○ ○ ○

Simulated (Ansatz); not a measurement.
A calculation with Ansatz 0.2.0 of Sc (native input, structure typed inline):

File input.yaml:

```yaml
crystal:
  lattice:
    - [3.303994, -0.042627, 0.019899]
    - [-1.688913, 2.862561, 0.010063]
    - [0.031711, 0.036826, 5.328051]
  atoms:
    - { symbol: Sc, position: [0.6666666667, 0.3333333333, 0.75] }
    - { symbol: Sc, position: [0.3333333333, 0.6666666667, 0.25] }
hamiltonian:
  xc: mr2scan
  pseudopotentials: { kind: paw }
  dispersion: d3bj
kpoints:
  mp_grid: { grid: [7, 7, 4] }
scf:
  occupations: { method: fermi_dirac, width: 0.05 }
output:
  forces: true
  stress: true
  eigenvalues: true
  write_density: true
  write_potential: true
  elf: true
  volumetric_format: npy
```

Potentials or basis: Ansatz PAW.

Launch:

○ ○ ○

> Work request
From the first line to the last, repeat the records exactly.

> Exercise answer
Simulated (Ansatz); not a measurement.
A calculation with Ansatz 0.2.0 of Sc (native input, structure typed inline):

File input.yaml:

```yaml
crystal:
  lattice:
    - [3.303994, -0.042627, 0.019899]
    - [-1.688913, 2.862561, 0.010063]
    - [0.031711, 0.036826, 5.328051]
  atoms:
    - { symbol: Sc, position: [0.6666666667, 0.3333333333, 0.75] }
    - { symbol: Sc, position: [0.3333333333, 0.6666666667, 0.25] }
hamiltonian:
  xc: mr2scan
  pseudopotentials: { kind: paw }
  dispersion: d3bj
kpoints:
  mp_grid: { grid: [7, 7, 4] }
scf:
  occupations: { method: fermi_dirac, width: 0.05 }
output:
  forces: true
  stress: true
  eigenvalues: true
  write_density: true
  write_potential: true
  elf: true
  volumetric_format: npy
```

Potentials or basis: Ansatz PAW.

Launch:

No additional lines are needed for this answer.